Segment Start: Entries shown

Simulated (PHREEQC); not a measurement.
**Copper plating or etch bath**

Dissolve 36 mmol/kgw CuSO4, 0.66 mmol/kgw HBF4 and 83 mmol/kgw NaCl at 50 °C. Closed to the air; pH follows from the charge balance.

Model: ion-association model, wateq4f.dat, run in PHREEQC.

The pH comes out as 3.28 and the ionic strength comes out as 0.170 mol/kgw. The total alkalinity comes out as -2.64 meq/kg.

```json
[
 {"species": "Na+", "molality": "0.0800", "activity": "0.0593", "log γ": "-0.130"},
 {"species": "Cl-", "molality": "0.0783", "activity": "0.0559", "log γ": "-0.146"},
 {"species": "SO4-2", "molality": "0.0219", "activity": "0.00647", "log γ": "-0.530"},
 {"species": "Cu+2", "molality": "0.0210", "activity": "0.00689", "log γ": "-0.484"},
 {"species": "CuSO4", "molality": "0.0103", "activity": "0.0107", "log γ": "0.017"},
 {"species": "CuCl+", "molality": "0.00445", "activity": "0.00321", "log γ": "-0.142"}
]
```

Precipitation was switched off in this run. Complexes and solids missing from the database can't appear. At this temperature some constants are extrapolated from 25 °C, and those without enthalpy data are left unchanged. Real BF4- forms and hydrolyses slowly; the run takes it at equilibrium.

Segment End: Entries shown

• Assignment
Word for word, restate the listing above from its first line to the line with "Model: ion-association model, wateq4f.dat, run", keeping both.

• Written reply
Simulated (PHREEQC); not a measurement.
**Copper plating or etch bath**

Dissolve 36 mmol/kgw CuSO4, 0.66 mmol/kgw HBF4 and 83 mmol/kgw NaCl at 50 °C. Closed to the air; pH follows from the charge balance.

Model: ion-association model, wateq4f.dat, run in PHREEQC.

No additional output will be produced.